Data under study
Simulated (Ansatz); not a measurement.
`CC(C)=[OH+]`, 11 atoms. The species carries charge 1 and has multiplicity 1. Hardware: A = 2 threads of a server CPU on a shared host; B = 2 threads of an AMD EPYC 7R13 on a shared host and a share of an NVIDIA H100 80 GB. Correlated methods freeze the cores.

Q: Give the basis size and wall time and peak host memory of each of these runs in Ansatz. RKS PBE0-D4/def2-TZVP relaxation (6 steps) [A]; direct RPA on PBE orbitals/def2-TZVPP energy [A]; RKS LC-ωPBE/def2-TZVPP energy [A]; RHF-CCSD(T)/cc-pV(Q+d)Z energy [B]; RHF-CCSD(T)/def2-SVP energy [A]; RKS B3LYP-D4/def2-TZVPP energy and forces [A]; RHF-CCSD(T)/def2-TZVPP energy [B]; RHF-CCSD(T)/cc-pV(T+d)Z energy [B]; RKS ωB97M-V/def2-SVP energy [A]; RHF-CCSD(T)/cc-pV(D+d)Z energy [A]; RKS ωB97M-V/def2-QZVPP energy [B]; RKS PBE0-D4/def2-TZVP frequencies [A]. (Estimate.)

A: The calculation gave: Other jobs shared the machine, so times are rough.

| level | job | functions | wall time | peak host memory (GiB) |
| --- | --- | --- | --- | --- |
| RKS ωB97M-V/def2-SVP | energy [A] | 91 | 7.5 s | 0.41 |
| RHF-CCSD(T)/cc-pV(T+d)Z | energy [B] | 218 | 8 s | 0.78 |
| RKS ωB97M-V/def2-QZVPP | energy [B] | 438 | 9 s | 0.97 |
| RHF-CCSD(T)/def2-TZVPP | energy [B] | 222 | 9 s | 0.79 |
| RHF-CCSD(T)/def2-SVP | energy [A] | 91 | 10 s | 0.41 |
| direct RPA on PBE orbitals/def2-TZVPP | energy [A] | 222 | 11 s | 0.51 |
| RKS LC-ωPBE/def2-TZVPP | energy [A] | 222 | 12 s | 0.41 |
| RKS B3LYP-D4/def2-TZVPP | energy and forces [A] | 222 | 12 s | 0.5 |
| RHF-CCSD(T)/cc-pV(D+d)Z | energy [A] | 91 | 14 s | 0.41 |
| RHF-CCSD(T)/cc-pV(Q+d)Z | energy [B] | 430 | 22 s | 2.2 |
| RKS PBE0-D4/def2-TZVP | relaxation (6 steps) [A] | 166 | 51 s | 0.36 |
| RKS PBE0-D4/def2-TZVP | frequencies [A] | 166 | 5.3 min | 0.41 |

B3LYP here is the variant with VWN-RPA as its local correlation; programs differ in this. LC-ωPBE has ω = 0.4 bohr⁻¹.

Work instruction
From the first line of the listing above through the line that contains "freeze the cores.", set down each line without alteration, and nothing else.

Written response
Simulated (Ansatz); not a measurement.
`CC(C)=[OH+]`, 11 atoms. The species carries charge 1 and has multiplicity 1. Hardware: A = 2 threads of a server CPU on a shared host; B = 2 threads of an AMD EPYC 7R13 on a shared host and a share of an NVIDIA H100 80 GB. Correlated methods freeze the cores.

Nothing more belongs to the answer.